● ● ● ●

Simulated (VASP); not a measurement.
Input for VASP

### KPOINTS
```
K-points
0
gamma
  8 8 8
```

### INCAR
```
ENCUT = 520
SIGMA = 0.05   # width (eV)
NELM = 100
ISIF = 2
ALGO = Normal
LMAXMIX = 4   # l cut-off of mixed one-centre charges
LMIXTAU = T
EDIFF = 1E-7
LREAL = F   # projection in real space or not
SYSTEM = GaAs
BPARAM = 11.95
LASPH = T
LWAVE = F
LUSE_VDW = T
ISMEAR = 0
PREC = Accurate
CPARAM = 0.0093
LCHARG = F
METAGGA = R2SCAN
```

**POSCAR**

● ● ● ●

**Exercise**
Return the whole listing exactly, with every line included.

**Solution**
Simulated (VASP); not a measurement.
Input for VASP

### KPOINTS
```
K-points
0
gamma
  8 8 8
```

### INCAR
```
ENCUT = 520
SIGMA = 0.05   # width (eV)
NELM = 100
ISIF = 2
ALGO = Normal
LMAXMIX = 4   # l cut-off of mixed one-centre charges
LMIXTAU = T
EDIFF = 1E-7
LREAL = F   # projection in real space or not
SYSTEM = GaAs
BPARAM = 11.95
LASPH = T
LWAVE = F
LUSE_VDW = T
ISMEAR = 0
PREC = Accurate
CPARAM = 0.0093
LCHARG = F
METAGGA = R2SCAN
```

**POSCAR**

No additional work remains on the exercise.